_Information given_
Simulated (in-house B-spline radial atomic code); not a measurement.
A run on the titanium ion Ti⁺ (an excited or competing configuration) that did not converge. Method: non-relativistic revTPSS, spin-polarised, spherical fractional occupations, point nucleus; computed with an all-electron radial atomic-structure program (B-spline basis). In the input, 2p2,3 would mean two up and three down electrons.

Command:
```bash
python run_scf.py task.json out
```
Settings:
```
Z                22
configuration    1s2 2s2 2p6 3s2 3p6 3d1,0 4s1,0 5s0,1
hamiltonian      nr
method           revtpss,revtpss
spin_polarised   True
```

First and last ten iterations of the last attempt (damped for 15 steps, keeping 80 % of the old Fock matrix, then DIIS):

_Work task_
The records above are to be repeated in full, word for word.

_Answer box_
Simulated (in-house B-spline radial atomic code); not a measurement.
A run on the titanium ion Ti⁺ (an excited or competing configuration) that did not converge. Method: non-relativistic revTPSS, spin-polarised, spherical fractional occupations, point nucleus; computed with an all-electron radial atomic-structure program (B-spline basis). In the input, 2p2,3 would mean two up and three down electrons.

Command:
```bash
python run_scf.py task.json out
```
Settings:
```
Z                22
configuration    1s2 2s2 2p6 3s2 3p6 3d1,0 4s1,0 5s0,1
hamiltonian      nr
method           revtpss,revtpss
spin_polarised   True
```

First and last ten iterations of the last attempt (damped for 15 steps, keeping 80 % of the old Fock matrix, then DIIS):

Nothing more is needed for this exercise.